Work task: Please return each line of the listing exactly as given.

====
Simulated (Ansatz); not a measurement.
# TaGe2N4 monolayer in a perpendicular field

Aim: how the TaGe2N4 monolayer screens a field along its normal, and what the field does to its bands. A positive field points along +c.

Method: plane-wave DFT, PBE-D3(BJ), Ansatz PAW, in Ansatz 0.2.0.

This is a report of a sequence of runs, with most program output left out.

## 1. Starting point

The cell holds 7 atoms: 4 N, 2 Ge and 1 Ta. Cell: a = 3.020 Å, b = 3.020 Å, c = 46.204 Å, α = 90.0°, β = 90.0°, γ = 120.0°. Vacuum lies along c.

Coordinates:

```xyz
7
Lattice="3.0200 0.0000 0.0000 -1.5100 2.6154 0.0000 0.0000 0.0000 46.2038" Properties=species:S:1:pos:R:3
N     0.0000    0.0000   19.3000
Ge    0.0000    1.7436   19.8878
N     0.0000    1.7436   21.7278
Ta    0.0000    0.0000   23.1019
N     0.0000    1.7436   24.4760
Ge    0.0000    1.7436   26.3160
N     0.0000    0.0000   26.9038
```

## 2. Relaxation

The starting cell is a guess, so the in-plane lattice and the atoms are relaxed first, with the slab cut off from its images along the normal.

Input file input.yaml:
====

Response:
Simulated (Ansatz); not a measurement.
# TaGe2N4 monolayer in a perpendicular field

Aim: how the TaGe2N4 monolayer screens a field along its normal, and what the field does to its bands. A positive field points along +c.

Method: plane-wave DFT, PBE-D3(BJ), Ansatz PAW, in Ansatz 0.2.0.

This is a report of a sequence of runs, with most program output left out.

## 1. Starting point

The cell holds 7 atoms: 4 N, 2 Ge and 1 Ta. Cell: a = 3.020 Å, b = 3.020 Å, c = 46.204 Å, α = 90.0°, β = 90.0°, γ = 120.0°. Vacuum lies along c.

Coordinates:

```xyz
7
Lattice="3.0200 0.0000 0.0000 -1.5100 2.6154 0.0000 0.0000 0.0000 46.2038" Properties=species:S:1:pos:R:3
N     0.0000    0.0000   19.3000
Ge    0.0000    1.7436   19.8878
N     0.0000    1.7436   21.7278
Ta    0.0000    0.0000   23.1019
N     0.0000    1.7436   24.4760
Ge    0.0000    1.7436   26.3160
N     0.0000    0.0000   26.9038
```

## 2. Relaxation

The starting cell is a guess, so the in-plane lattice and the atoms are relaxed first, with the slab cut off from its images along the normal.

Input file input.yaml:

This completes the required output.